# WORK ITEM
Two lines below mark the span: the one containing "Charge 0, spin multiplicity 1." and the one containing "The values are the". Set down both, plus every line between, exactly as they stand, and nothing else.

==== SUPPLIED ENTRIES
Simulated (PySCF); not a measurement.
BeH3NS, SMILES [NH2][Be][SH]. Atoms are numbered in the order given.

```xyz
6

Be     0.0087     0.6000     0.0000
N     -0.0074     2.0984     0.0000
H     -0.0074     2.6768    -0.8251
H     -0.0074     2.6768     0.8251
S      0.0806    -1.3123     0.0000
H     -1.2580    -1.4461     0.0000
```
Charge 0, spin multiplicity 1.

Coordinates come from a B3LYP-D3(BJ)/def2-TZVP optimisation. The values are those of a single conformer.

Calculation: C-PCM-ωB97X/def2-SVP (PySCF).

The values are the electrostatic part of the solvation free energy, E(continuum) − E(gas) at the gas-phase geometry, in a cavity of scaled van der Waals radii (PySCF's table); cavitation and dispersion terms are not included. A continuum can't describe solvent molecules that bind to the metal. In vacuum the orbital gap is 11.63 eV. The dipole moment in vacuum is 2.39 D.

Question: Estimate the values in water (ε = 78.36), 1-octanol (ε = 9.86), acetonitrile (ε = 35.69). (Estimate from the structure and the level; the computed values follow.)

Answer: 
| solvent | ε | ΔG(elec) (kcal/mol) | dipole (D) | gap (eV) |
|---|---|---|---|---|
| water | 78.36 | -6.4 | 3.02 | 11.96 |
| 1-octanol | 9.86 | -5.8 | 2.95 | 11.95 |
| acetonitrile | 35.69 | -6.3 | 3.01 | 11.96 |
========

# WRITTEN ANSWER
Charge 0, spin multiplicity 1.

Coordinates come from a B3LYP-D3(BJ)/def2-TZVP optimisation. The values are those of a single conformer.

Calculation: C-PCM-ωB97X/def2-SVP (PySCF).

The values are the electrostatic part of the solvation free energy, E(continuum) − E(gas) at the gas-phase geometry, in a cavity of scaled van der Waals radii (PySCF's table); cavitation and dispersion terms are not included. A continuum can't describe solvent molecules that bind to the metal. In vacuum the orbital gap is 11.63 eV. The dipole moment in vacuum is 2.39 D.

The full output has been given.